■ Work request
All of the data below needs to be set down again, exactly as shown.

■ Raw data
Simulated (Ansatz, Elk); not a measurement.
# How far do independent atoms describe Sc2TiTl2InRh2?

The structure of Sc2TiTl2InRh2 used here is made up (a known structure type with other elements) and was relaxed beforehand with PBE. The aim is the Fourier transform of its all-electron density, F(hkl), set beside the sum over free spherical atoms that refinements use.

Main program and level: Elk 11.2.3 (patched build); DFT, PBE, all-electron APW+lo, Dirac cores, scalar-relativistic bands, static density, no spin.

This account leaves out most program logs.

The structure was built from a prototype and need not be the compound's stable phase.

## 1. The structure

■ Task solution
Simulated (Ansatz, Elk); not a measurement.
# How far do independent atoms describe Sc2TiTl2InRh2?

The structure of Sc2TiTl2InRh2 used here is made up (a known structure type with other elements) and was relaxed beforehand with PBE. The aim is the Fourier transform of its all-electron density, F(hkl), set beside the sum over free spherical atoms that refinements use.

Main program and level: Elk 11.2.3 (patched build); DFT, PBE, all-electron APW+lo, Dirac cores, scalar-relativistic bands, static density, no spin.

This account leaves out most program logs.

The structure was built from a prototype and need not be the compound's stable phase.

## 1. The structure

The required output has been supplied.